◆ ◆ ◆ ◆

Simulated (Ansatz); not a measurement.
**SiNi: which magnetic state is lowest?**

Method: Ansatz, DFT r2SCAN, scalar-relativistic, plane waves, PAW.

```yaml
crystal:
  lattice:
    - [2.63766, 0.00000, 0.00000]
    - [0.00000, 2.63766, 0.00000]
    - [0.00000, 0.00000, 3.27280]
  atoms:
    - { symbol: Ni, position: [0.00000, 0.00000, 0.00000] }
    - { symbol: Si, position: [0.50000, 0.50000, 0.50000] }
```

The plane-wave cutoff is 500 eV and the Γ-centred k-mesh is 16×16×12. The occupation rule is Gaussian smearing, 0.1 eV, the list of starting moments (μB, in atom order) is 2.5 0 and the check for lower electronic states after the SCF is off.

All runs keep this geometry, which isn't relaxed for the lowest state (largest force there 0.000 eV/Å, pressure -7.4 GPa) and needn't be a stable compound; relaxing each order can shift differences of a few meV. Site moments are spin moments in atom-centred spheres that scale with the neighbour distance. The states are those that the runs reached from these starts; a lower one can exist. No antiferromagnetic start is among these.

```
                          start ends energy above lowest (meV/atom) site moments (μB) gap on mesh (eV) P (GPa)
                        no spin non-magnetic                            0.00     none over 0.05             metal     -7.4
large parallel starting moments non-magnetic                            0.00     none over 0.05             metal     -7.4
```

◆ ◆ ◆ ◆

• Activity
Word for word, restate the data above from its first line down to and including the line with "The plane-wave cutoff".

• Task output
Simulated (Ansatz); not a measurement.
**SiNi: which magnetic state is lowest?**

Method: Ansatz, DFT r2SCAN, scalar-relativistic, plane waves, PAW.

```yaml
crystal:
  lattice:
    - [2.63766, 0.00000, 0.00000]
    - [0.00000, 2.63766, 0.00000]
    - [0.00000, 0.00000, 3.27280]
  atoms:
    - { symbol: Ni, position: [0.00000, 0.00000, 0.00000] }
    - { symbol: Si, position: [0.50000, 0.50000, 0.50000] }
```

The plane-wave cutoff is 500 eV and the Γ-centred k-mesh is 16×16×12. The occupation rule is Gaussian smearing, 0.1 eV, the list of starting moments (μB, in atom order) is 2.5 0 and the check for lower electronic states after the SCF is off.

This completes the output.